■ **DATASET EXCERPTS**
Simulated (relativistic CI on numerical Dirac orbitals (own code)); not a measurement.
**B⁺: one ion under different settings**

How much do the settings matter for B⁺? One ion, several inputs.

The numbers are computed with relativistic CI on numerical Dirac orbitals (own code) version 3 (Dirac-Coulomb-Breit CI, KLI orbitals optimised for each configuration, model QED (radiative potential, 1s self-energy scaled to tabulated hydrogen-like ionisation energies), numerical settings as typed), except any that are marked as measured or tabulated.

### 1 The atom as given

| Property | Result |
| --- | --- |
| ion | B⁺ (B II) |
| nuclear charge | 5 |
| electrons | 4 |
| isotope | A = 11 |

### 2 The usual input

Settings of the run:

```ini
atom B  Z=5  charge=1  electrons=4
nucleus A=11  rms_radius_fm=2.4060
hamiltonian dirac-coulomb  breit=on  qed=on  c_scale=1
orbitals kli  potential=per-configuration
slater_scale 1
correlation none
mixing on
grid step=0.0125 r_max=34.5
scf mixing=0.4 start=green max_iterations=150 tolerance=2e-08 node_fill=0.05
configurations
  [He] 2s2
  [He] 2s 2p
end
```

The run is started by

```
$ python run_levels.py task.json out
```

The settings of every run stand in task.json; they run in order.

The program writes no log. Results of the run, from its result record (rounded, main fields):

■ **WORK TASK**
Would you retype the lines above from the one with "under different settings**" down to the one with "The settings of", word for word, both ends included and no other lines?

■ **TASK OUTPUT**
**B⁺: one ion under different settings**

How much do the settings matter for B⁺? One ion, several inputs.

The numbers are computed with relativistic CI on numerical Dirac orbitals (own code) version 3 (Dirac-Coulomb-Breit CI, KLI orbitals optimised for each configuration, model QED (radiative potential, 1s self-energy scaled to tabulated hydrogen-like ionisation energies), numerical settings as typed), except any that are marked as measured or tabulated.

### 1 The atom as given

| Property | Result |
| --- | --- |
| ion | B⁺ (B II) |
| nuclear charge | 5 |
| electrons | 4 |
| isotope | A = 11 |

### 2 The usual input

Settings of the run:

```ini
atom B  Z=5  charge=1  electrons=4
nucleus A=11  rms_radius_fm=2.4060
hamiltonian dirac-coulomb  breit=on  qed=on  c_scale=1
orbitals kli  potential=per-configuration
slater_scale 1
correlation none
mixing on
grid step=0.0125 r_max=34.5
scf mixing=0.4 start=green max_iterations=150 tolerance=2e-08 node_fill=0.05
configurations
  [He] 2s2
  [He] 2s 2p
end
```

The run is started by

```
$ python run_levels.py task.json out
```

The settings of every run stand in task.json; they run in order.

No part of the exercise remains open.